:: EXTRACTED ENTRIES

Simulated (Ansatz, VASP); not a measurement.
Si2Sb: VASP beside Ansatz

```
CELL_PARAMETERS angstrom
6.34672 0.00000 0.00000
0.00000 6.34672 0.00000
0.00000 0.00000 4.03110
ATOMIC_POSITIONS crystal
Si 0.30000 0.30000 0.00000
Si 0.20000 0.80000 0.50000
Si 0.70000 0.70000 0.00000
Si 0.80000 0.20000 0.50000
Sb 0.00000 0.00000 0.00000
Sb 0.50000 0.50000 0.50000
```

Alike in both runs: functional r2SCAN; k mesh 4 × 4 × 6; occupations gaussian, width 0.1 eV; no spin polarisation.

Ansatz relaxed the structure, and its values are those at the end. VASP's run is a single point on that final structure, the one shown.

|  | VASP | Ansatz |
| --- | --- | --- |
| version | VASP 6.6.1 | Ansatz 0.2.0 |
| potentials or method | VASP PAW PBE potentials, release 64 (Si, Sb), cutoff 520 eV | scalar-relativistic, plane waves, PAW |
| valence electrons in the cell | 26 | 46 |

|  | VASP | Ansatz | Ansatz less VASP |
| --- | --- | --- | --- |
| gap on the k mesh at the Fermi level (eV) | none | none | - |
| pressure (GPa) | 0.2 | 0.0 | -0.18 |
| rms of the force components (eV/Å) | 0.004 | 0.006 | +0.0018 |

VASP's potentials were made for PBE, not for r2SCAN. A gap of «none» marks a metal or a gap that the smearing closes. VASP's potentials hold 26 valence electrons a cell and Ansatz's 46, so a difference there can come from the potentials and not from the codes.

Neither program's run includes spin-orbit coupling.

::::

ACTION ITEM
Please reproduce, exactly as written, the lines of the records from the first line through the one containing "0.006 | +0.0018 |".

RESPONSE AREA
Simulated (Ansatz, VASP); not a measurement.
Si2Sb: VASP beside Ansatz

```
CELL_PARAMETERS angstrom
6.34672 0.00000 0.00000
0.00000 6.34672 0.00000
0.00000 0.00000 4.03110
ATOMIC_POSITIONS crystal
Si 0.30000 0.30000 0.00000
Si 0.20000 0.80000 0.50000
Si 0.70000 0.70000 0.00000
Si 0.80000 0.20000 0.50000
Sb 0.00000 0.00000 0.00000
Sb 0.50000 0.50000 0.50000
```

Alike in both runs: functional r2SCAN; k mesh 4 × 4 × 6; occupations gaussian, width 0.1 eV; no spin polarisation.

Ansatz relaxed the structure, and its values are those at the end. VASP's run is a single point on that final structure, the one shown.

|  | VASP | Ansatz |
| --- | --- | --- |
| version | VASP 6.6.1 | Ansatz 0.2.0 |
| potentials or method | VASP PAW PBE potentials, release 64 (Si, Sb), cutoff 520 eV | scalar-relativistic, plane waves, PAW |
| valence electrons in the cell | 26 | 46 |

|  | VASP | Ansatz | Ansatz less VASP |
| --- | --- | --- | --- |
| gap on the k mesh at the Fermi level (eV) | none | none | - |
| pressure (GPa) | 0.2 | 0.0 | -0.18 |
| rms of the force components (eV/Å) | 0.004 | 0.006 | +0.0018 |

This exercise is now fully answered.